| Requirement |
Could you transcribe every entry exactly, leaving nothing out?

───── Given entries

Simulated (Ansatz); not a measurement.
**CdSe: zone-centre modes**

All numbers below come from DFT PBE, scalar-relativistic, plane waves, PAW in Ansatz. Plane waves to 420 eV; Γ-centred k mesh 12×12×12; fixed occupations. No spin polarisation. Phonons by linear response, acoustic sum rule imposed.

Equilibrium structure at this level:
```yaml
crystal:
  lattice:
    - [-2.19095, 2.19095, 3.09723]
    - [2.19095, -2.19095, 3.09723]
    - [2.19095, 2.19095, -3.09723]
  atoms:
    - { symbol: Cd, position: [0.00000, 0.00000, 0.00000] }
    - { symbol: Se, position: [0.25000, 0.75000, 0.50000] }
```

──────────

| Answer area |
Simulated (Ansatz); not a measurement.
**CdSe: zone-centre modes**

All numbers below come from DFT PBE, scalar-relativistic, plane waves, PAW in Ansatz. Plane waves to 420 eV; Γ-centred k mesh 12×12×12; fixed occupations. No spin polarisation. Phonons by linear response, acoustic sum rule imposed.

Equilibrium structure at this level:
```yaml
crystal:
  lattice:
    - [-2.19095, 2.19095, 3.09723]
    - [2.19095, -2.19095, 3.09723]
    - [2.19095, 2.19095, -3.09723]
  atoms:
    - { symbol: Cd, position: [0.00000, 0.00000, 0.00000] }
    - { symbol: Se, position: [0.25000, 0.75000, 0.50000] }
```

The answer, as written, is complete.